__Assignment__.
Please print all the lines below exactly as they are written.

__Study material__.
- Opening Delimiter -

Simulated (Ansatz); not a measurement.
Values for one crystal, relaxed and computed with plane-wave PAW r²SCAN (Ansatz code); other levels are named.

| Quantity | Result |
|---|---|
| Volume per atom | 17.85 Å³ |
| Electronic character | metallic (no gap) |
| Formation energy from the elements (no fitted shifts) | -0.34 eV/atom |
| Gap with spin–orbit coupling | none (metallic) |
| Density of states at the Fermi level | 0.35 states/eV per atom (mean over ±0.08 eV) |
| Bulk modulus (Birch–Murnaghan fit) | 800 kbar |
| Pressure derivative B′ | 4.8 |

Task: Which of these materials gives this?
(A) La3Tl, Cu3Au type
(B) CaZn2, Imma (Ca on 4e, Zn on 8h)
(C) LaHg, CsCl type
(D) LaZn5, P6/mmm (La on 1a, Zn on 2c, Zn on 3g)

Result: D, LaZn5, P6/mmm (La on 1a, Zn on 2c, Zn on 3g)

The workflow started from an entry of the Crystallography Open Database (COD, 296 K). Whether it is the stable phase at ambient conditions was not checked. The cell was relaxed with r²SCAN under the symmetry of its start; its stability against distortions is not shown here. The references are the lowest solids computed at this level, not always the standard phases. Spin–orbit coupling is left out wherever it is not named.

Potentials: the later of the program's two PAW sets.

- Closing Delimiter -

__Reply__.
Simulated (Ansatz); not a measurement.
Values for one crystal, relaxed and computed with plane-wave PAW r²SCAN (Ansatz code); other levels are named.

| Quantity | Result |
|---|---|
| Volume per atom | 17.85 Å³ |
| Electronic character | metallic (no gap) |
| Formation energy from the elements (no fitted shifts) | -0.34 eV/atom |
| Gap with spin–orbit coupling | none (metallic) |
| Density of states at the Fermi level | 0.35 states/eV per atom (mean over ±0.08 eV) |
| Bulk modulus (Birch–Murnaghan fit) | 800 kbar |
| Pressure derivative B′ | 4.8 |

Task: Which of these materials gives this?
(A) La3Tl, Cu3Au type
(B) CaZn2, Imma (Ca on 4e, Zn on 8h)
(C) LaHg, CsCl type
(D) LaZn5, P6/mmm (La on 1a, Zn on 2c, Zn on 3g)

Result: D, LaZn5, P6/mmm (La on 1a, Zn on 2c, Zn on 3g)

The workflow started from an entry of the Crystallography Open Database (COD, 296 K). Whether it is the stable phase at ambient conditions was not checked. The cell was relaxed with r²SCAN under the symmetry of its start; its stability against distortions is not shown here. The references are the lowest solids computed at this level, not always the standard phases. Spin–orbit coupling is left out wherever it is not named.

Potentials: the later of the program's two PAW sets.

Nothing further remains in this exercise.